Data provided
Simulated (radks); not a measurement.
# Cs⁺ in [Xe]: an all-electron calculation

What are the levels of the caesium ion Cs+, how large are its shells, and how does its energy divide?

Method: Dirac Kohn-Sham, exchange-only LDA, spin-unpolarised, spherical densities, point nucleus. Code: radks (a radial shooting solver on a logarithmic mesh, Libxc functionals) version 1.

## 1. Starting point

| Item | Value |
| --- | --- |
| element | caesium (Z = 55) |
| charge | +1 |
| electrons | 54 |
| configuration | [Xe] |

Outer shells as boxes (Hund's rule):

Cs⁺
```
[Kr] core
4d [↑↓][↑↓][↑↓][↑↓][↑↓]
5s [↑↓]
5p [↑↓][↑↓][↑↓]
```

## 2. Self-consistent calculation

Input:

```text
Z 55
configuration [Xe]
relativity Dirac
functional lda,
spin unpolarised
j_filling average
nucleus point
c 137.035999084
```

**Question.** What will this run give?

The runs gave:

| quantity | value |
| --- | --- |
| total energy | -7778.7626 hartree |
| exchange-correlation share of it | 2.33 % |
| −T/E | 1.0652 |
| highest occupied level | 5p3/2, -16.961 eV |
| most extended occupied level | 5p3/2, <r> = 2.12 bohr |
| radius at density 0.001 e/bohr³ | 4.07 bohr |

Work instruction
What you return should be the lines from the start of the data through the line with "-7778.7626 hartree |", quoted exactly and nothing more.

Task solution
Simulated (radks); not a measurement.
# Cs⁺ in [Xe]: an all-electron calculation

What are the levels of the caesium ion Cs+, how large are its shells, and how does its energy divide?

Method: Dirac Kohn-Sham, exchange-only LDA, spin-unpolarised, spherical densities, point nucleus. Code: radks (a radial shooting solver on a logarithmic mesh, Libxc functionals) version 1.

## 1. Starting point

| Item | Value |
| --- | --- |
| element | caesium (Z = 55) |
| charge | +1 |
| electrons | 54 |
| configuration | [Xe] |

Outer shells as boxes (Hund's rule):

Cs⁺
```
[Kr] core
4d [↑↓][↑↓][↑↓][↑↓][↑↓]
5s [↑↓]
5p [↑↓][↑↓][↑↓]
```

## 2. Self-consistent calculation

Input:

```text
Z 55
configuration [Xe]
relativity Dirac
functional lda,
spin unpolarised
j_filling average
nucleus point
c 137.035999084
```

**Question.** What will this run give?

The runs gave:

| quantity | value |
| --- | --- |
| total energy | -7778.7626 hartree |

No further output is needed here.